*** Opening Excerpted records ***
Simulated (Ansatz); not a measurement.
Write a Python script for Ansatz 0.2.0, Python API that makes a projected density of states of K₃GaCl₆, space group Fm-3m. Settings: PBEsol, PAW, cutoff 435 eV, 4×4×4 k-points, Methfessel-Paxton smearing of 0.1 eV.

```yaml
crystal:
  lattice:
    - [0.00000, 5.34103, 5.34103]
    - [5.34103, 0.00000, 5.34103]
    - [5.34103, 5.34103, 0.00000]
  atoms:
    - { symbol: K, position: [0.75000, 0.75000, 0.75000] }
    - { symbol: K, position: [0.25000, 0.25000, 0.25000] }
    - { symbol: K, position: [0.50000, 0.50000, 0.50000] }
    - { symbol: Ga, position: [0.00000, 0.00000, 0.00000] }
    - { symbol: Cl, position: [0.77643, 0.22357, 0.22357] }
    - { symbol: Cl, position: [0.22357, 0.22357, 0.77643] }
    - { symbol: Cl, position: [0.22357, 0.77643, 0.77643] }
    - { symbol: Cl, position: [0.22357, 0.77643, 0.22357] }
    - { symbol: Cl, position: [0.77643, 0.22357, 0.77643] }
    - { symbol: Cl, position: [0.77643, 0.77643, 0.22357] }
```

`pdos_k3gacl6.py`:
*** Closing Excerpted records ***

> **Activity**
Repeat exactly, and only, the run of lines from the start of the material above through the line that holds "Write a Python".

> **Expected answer**
Simulated (Ansatz); not a measurement.
Write a Python script for Ansatz 0.2.0, Python API that makes a projected density of states of K₃GaCl₆, space group Fm-3m. Settings: PBEsol, PAW, cutoff 435 eV, 4×4×4 k-points, Methfessel-Paxton smearing of 0.1 eV.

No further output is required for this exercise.